## Task item
From the first line of the material through the line containing "Dipoles, sizes and", restate everything word for word and nothing more.

## Material provided
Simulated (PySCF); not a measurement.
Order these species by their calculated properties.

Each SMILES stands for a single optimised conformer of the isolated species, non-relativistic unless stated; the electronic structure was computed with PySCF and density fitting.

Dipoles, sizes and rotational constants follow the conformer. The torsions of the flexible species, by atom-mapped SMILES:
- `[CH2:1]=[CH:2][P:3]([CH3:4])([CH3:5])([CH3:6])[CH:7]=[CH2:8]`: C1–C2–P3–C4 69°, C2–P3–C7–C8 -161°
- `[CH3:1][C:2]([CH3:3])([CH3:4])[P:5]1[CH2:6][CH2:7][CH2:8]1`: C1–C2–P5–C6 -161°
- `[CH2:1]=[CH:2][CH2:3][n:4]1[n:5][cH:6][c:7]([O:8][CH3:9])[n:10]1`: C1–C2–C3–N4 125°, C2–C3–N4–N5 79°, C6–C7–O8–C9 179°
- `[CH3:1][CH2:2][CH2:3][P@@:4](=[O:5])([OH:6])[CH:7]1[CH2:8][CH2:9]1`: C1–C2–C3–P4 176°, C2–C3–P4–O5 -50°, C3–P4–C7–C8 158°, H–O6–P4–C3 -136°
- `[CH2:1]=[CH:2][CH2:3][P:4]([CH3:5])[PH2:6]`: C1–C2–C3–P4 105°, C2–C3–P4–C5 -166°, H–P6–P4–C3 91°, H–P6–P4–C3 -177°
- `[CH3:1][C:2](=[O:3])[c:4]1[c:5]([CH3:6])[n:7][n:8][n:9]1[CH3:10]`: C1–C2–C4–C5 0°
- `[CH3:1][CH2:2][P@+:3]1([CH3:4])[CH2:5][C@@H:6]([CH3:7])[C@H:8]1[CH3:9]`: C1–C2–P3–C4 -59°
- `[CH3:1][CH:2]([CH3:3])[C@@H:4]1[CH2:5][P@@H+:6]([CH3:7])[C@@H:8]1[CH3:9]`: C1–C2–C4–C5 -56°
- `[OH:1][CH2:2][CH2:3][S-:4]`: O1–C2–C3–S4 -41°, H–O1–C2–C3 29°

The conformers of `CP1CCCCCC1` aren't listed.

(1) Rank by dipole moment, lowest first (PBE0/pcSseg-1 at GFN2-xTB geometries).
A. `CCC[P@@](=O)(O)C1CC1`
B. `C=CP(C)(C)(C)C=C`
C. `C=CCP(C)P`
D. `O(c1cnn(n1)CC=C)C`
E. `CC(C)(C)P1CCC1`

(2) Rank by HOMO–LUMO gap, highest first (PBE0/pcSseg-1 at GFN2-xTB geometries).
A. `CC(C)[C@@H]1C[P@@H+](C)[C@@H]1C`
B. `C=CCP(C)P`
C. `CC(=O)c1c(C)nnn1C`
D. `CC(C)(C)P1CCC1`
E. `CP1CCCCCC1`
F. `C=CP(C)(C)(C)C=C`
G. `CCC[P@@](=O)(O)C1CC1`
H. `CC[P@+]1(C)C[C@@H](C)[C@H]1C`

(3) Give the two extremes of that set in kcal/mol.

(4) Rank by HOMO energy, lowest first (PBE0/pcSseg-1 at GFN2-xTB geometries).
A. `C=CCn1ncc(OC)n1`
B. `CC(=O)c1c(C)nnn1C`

## Result
Simulated (PySCF); not a measurement.
Order these species by their calculated properties.

Each SMILES stands for a single optimised conformer of the isolated species, non-relativistic unless stated; the electronic structure was computed with PySCF and density fitting.

Dipoles, sizes and rotational constants follow the conformer. The torsions of the flexible species, by atom-mapped SMILES:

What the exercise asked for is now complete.